ACTION ITEM —
Only the first line of the listing and the lines after it, up to and including the one containing "This is a made-up", should be retyped exactly.

PROVIDED RECORDS —
== Segment start ==

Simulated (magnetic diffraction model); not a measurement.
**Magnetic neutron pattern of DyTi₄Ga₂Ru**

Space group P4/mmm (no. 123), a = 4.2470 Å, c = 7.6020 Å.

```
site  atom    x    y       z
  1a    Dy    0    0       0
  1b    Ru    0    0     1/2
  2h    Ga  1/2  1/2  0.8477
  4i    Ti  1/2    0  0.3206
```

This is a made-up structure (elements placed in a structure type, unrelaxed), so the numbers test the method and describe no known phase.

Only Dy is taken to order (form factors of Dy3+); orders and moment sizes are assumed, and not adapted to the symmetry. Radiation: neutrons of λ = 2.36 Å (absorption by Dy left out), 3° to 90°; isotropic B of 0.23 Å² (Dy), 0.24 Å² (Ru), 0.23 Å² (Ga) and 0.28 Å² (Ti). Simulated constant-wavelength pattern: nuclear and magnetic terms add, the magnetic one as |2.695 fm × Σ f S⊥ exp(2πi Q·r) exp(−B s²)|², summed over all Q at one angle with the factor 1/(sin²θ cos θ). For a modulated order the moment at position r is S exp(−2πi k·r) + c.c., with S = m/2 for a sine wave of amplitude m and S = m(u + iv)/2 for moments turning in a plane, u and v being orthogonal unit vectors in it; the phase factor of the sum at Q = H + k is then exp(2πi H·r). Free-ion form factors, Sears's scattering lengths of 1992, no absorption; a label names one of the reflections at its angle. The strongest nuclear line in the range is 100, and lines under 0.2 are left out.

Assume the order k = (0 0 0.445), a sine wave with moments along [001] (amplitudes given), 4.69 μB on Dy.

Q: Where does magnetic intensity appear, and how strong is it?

== Segment end ==

EXERCISE RESULT —
Simulated (magnetic diffraction model); not a measurement.
**Magnetic neutron pattern of DyTi₄Ga₂Ru**

Space group P4/mmm (no. 123), a = 4.2470 Å, c = 7.6020 Å.

```
site  atom    x    y       z
  1a    Dy    0    0       0
  1b    Ru    0    0     1/2
  2h    Ga  1/2  1/2  0.8477
  4i    Ti  1/2    0  0.3206
```

This is a made-up structure (elements placed in a structure type, unrelaxed), so the numbers test the method and describe no known phase.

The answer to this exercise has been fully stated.